● Provided data
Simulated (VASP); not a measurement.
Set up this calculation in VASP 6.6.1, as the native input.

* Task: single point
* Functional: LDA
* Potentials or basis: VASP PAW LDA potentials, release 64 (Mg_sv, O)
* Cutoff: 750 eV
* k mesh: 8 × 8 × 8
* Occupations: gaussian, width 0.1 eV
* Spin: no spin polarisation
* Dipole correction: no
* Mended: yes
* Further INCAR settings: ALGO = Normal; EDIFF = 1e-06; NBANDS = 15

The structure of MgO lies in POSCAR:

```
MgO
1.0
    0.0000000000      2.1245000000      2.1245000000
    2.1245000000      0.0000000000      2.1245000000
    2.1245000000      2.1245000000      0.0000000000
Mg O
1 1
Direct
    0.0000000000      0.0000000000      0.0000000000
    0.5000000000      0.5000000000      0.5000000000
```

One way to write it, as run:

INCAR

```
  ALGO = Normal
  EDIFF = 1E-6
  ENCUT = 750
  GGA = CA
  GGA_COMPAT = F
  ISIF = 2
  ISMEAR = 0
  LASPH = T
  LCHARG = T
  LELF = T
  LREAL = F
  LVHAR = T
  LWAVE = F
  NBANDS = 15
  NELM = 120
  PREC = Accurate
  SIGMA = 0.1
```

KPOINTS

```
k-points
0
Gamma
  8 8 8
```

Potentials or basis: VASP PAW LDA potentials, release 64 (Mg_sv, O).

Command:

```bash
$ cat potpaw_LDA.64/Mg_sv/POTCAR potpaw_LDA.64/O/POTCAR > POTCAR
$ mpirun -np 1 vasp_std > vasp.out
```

● Brief
Reproduce the material in full. Keep it identical to the original.

● Response box
Simulated (VASP); not a measurement.
Set up this calculation in VASP 6.6.1, as the native input.

* Task: single point
* Functional: LDA
* Potentials or basis: VASP PAW LDA potentials, release 64 (Mg_sv, O)
* Cutoff: 750 eV
* k mesh: 8 × 8 × 8
* Occupations: gaussian, width 0.1 eV
* Spin: no spin polarisation
* Dipole correction: no
* Mended: yes
* Further INCAR settings: ALGO = Normal; EDIFF = 1e-06; NBANDS = 15

The structure of MgO lies in POSCAR:

```
MgO
1.0
    0.0000000000      2.1245000000      2.1245000000
    2.1245000000      0.0000000000      2.1245000000
    2.1245000000      2.1245000000      0.0000000000
Mg O
1 1
Direct
    0.0000000000      0.0000000000      0.0000000000
    0.5000000000      0.5000000000      0.5000000000
```

One way to write it, as run:

INCAR

```
  ALGO = Normal
  EDIFF = 1E-6
  ENCUT = 750
  GGA = CA
  GGA_COMPAT = F
  ISIF = 2
  ISMEAR = 0
  LASPH = T
  LCHARG = T
  LELF = T
  LREAL = F
  LVHAR = T
  LWAVE = F
  NBANDS = 15
  NELM = 120
  PREC = Accurate
  SIGMA = 0.1
```

KPOINTS

```
k-points
0
Gamma
  8 8 8
```

Potentials or basis: VASP PAW LDA potentials, release 64 (Mg_sv, O).

Command:

```bash
$ cat potpaw_LDA.64/Mg_sv/POTCAR potpaw_LDA.64/O/POTCAR > POTCAR
$ mpirun -np 1 vasp_std > vasp.out
```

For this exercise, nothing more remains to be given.